Action item: Stopping right after the line with "## The system", please reproduce the material below exactly from its first line.

Data to examine:
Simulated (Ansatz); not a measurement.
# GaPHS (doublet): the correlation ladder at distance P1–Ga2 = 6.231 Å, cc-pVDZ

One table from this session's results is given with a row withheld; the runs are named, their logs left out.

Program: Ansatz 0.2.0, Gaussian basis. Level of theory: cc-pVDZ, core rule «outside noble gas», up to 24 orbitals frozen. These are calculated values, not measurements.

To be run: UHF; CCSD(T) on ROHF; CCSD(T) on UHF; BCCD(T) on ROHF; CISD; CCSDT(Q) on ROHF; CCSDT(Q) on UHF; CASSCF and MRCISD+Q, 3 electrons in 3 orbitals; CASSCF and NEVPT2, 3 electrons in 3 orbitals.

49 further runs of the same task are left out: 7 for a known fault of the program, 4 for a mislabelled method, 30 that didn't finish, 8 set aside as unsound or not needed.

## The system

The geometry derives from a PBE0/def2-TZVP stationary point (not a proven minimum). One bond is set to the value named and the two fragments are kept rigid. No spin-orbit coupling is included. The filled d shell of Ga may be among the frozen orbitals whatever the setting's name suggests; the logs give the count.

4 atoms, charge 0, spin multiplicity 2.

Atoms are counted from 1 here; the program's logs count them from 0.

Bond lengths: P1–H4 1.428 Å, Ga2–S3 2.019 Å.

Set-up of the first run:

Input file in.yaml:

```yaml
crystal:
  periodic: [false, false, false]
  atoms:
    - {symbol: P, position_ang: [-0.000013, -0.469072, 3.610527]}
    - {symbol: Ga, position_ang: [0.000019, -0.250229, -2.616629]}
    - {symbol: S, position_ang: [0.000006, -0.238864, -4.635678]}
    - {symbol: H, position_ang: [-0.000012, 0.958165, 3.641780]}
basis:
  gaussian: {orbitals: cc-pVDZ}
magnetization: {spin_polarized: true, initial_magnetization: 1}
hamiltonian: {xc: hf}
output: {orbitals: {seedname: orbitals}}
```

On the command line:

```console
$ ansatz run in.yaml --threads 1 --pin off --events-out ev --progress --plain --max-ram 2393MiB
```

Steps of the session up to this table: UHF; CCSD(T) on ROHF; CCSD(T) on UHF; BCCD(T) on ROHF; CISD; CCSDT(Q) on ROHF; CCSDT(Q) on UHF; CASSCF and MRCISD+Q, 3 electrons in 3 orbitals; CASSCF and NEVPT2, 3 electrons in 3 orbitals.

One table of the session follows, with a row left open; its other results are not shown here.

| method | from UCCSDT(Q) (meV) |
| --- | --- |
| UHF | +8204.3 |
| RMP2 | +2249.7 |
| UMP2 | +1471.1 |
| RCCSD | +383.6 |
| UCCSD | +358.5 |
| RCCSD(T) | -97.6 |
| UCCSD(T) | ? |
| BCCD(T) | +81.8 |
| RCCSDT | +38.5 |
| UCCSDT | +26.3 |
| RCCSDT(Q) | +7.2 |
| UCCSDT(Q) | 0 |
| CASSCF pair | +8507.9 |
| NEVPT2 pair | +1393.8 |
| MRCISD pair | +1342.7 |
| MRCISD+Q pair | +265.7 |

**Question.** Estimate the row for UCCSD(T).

Worked solution:
Simulated (Ansatz); not a measurement.
# GaPHS (doublet): the correlation ladder at distance P1–Ga2 = 6.231 Å, cc-pVDZ

One table from this session's results is given with a row withheld; the runs are named, their logs left out.

Program: Ansatz 0.2.0, Gaussian basis. Level of theory: cc-pVDZ, core rule «outside noble gas», up to 24 orbitals frozen. These are calculated values, not measurements.

To be run: UHF; CCSD(T) on ROHF; CCSD(T) on UHF; BCCD(T) on ROHF; CISD; CCSDT(Q) on ROHF; CCSDT(Q) on UHF; CASSCF and MRCISD+Q, 3 electrons in 3 orbitals; CASSCF and NEVPT2, 3 electrons in 3 orbitals.

49 further runs of the same task are left out: 7 for a known fault of the program, 4 for a mislabelled method, 30 that didn't finish, 8 set aside as unsound or not needed.

## The system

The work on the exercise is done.